EXTRACTED INFORMATION START
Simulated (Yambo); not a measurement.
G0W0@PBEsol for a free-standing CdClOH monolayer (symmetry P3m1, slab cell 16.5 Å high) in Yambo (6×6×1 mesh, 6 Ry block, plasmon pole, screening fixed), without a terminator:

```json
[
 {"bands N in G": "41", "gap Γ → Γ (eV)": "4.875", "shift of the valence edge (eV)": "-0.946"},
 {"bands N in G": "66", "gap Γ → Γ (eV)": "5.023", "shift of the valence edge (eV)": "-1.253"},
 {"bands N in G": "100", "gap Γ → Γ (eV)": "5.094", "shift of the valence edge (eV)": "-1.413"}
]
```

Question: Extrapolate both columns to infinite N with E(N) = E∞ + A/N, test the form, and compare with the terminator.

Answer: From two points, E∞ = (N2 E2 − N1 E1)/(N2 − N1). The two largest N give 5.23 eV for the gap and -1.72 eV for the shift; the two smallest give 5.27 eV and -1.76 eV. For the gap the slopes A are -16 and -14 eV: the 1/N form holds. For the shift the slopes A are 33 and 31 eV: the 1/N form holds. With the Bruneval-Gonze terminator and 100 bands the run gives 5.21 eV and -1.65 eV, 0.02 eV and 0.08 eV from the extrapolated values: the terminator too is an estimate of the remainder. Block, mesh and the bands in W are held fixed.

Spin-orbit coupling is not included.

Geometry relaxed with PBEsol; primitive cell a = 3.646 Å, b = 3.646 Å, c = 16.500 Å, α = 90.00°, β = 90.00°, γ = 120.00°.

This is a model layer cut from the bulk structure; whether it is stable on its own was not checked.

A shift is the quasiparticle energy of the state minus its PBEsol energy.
EXTRACTED INFORMATION END

Of all the entries above, output exactly the lines between the one holding "Spin-orbit coupling is not included." and the one holding "This is a model", inclusive.

* **ANSWER BOX**
Spin-orbit coupling is not included.

Geometry relaxed with PBEsol; primitive cell a = 3.646 Å, b = 3.646 Å, c = 16.500 Å, α = 90.00°, β = 90.00°, γ = 120.00°.

This is a model layer cut from the bulk structure; whether it is stable on its own was not checked.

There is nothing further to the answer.